• **Work item**
Please take the lines from the one holding "The layer is" through the one holding "Cost on shared" in the data below and copy them exactly.

• **Material shown**
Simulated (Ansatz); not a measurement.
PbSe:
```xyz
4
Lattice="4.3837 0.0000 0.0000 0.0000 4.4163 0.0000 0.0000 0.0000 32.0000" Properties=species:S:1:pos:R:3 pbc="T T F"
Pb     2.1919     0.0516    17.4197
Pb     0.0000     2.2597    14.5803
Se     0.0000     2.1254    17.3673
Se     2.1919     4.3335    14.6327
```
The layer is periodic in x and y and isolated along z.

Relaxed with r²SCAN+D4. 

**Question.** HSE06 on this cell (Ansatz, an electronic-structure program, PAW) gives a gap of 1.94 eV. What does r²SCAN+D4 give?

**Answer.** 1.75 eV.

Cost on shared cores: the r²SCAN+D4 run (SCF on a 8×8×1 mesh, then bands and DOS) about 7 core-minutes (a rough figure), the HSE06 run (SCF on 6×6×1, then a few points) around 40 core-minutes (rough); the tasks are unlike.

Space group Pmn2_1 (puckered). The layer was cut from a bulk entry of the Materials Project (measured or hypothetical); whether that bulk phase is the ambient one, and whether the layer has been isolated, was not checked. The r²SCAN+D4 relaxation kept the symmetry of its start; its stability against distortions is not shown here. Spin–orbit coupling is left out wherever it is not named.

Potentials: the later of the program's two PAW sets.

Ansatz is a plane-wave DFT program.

• **Written solution**
The layer is periodic in x and y and isolated along z.

Relaxed with r²SCAN+D4. 

**Question.** HSE06 on this cell (Ansatz, an electronic-structure program, PAW) gives a gap of 1.94 eV. What does r²SCAN+D4 give?

**Answer.** 1.75 eV.

Cost on shared cores: the r²SCAN+D4 run (SCF on a 8×8×1 mesh, then bands and DOS) about 7 core-minutes (a rough figure), the HSE06 run (SCF on 6×6×1, then a few points) around 40 core-minutes (rough); the tasks are unlike.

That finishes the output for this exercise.